SOURCE MATERIAL |
--*--

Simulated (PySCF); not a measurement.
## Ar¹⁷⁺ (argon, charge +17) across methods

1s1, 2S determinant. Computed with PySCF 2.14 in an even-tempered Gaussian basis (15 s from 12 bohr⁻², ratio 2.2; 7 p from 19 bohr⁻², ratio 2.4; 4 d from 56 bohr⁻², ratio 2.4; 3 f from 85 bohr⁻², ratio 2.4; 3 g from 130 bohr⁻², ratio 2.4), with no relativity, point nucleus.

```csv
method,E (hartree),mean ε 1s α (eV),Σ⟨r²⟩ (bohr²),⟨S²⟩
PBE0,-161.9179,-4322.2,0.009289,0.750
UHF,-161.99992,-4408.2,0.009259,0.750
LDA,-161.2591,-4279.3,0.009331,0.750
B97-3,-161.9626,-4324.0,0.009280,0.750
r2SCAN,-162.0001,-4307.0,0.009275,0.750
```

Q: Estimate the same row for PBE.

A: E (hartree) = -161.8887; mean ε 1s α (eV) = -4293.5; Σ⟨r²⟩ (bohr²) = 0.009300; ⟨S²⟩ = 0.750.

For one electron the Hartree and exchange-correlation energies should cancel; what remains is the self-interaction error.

--*--

BRIEF |
Copy out precisely the lines from the line with "Q: Estimate the same row for PBE." to the line with "A: E (hartree)" in the material above, including those two lines and omitting all the rest.

ANSWER AREA |
Q: Estimate the same row for PBE.

A: E (hartree) = -161.8887; mean ε 1s α (eV) = -4293.5; Σ⟨r²⟩ (bohr²) = 0.009300; ⟨S²⟩ = 0.750.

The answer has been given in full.